- _Available data_:
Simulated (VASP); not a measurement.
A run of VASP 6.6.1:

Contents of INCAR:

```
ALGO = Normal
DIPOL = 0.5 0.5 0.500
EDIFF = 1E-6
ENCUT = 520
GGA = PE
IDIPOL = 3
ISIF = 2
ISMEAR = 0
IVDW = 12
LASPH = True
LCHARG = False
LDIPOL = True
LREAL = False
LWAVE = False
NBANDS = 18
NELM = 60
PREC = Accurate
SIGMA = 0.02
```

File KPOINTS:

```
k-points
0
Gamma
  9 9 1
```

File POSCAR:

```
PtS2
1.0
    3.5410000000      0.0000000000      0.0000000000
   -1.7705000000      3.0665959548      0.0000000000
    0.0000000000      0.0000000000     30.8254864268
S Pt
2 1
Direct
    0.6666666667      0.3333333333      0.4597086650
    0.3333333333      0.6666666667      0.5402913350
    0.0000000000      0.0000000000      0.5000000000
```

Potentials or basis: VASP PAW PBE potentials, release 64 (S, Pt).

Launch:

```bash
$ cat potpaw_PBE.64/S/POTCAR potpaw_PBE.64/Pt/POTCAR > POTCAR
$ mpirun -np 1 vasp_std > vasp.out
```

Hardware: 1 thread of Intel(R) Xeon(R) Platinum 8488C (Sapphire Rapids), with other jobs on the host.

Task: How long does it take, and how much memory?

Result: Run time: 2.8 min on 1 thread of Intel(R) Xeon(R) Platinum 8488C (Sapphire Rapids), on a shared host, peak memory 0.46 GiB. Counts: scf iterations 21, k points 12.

- _Activity_: All lines from the opening of the material through the line that contains "Task: How long" are to be printed exactly, with no others.

- _Your solution_:
Simulated (VASP); not a measurement.
A run of VASP 6.6.1:

Contents of INCAR:

```
ALGO = Normal
DIPOL = 0.5 0.5 0.500
EDIFF = 1E-6
ENCUT = 520
GGA = PE
IDIPOL = 3
ISIF = 2
ISMEAR = 0
IVDW = 12
LASPH = True
LCHARG = False
LDIPOL = True
LREAL = False
LWAVE = False
NBANDS = 18
NELM = 60
PREC = Accurate
SIGMA = 0.02
```

File KPOINTS:

```
k-points
0
Gamma
  9 9 1
```

File POSCAR:

```
PtS2
1.0
    3.5410000000      0.0000000000      0.0000000000
   -1.7705000000      3.0665959548      0.0000000000
    0.0000000000      0.0000000000     30.8254864268
S Pt
2 1
Direct
    0.6666666667      0.3333333333      0.4597086650
    0.3333333333      0.6666666667      0.5402913350
    0.0000000000      0.0000000000      0.5000000000
```

Potentials or basis: VASP PAW PBE potentials, release 64 (S, Pt).

Launch:

```bash
$ cat potpaw_PBE.64/S/POTCAR potpaw_PBE.64/Pt/POTCAR > POTCAR
$ mpirun -np 1 vasp_std > vasp.out
```

Hardware: 1 thread of Intel(R) Xeon(R) Platinum 8488C (Sapphire Rapids), with other jobs on the host.

Task: How long does it take, and how much memory?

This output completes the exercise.